### Data extracts:
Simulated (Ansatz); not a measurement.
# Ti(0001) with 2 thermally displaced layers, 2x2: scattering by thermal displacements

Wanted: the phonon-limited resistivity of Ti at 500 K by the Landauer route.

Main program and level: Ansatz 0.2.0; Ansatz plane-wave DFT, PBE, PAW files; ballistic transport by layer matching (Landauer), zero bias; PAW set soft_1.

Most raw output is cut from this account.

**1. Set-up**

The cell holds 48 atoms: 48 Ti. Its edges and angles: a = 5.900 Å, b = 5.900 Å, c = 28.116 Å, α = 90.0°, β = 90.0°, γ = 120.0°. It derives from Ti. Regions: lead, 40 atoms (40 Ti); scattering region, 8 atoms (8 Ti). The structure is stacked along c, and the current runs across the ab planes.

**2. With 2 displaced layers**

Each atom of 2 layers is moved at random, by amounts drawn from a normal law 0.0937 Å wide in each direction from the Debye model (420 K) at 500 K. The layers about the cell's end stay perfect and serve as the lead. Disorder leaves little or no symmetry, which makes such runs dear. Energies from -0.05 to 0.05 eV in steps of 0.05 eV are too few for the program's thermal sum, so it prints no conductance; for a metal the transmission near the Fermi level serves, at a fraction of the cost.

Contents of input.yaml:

### Assignment:
From the listing above, return the lines starting at the one with "The cell holds" and ending at the one with "Each atom of", both kept, exactly as they appear and nothing more.

### Task answer:
The cell holds 48 atoms: 48 Ti. Its edges and angles: a = 5.900 Å, b = 5.900 Å, c = 28.116 Å, α = 90.0°, β = 90.0°, γ = 120.0°. It derives from Ti. Regions: lead, 40 atoms (40 Ti); scattering region, 8 atoms (8 Ti). The structure is stacked along c, and the current runs across the ab planes.

**2. With 2 displaced layers**

Each atom of 2 layers is moved at random, by amounts drawn from a normal law 0.0937 Å wide in each direction from the Debye model (420 K) at 500 K. The layers about the cell's end stay perfect and serve as the lead. Disorder leaves little or no symmetry, which makes such runs dear. Energies from -0.05 to 0.05 eV in steps of 0.05 eV are too few for the program's thermal sum, so it prints no conductance; for a metal the transmission near the Fermi level serves, at a fraction of the cost.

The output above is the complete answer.